Records supplied:
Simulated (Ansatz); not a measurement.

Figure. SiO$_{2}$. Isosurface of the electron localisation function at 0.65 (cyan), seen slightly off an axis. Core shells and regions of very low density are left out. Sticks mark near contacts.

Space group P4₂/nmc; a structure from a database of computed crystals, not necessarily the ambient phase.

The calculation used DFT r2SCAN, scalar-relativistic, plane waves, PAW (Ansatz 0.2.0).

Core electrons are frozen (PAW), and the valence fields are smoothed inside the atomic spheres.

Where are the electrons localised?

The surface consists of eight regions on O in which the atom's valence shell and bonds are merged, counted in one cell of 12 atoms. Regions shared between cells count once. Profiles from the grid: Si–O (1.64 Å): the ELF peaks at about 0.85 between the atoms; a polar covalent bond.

Task item:
Exactly as they appear, please write out the lines from the opening of the listing above down to the line containing "mark near contacts.", with both end lines included.

Exercise output:
Simulated (Ansatz); not a measurement.

Figure. SiO$_{2}$. Isosurface of the electron localisation function at 0.65 (cyan), seen slightly off an axis. Core shells and regions of very low density are left out. Sticks mark near contacts.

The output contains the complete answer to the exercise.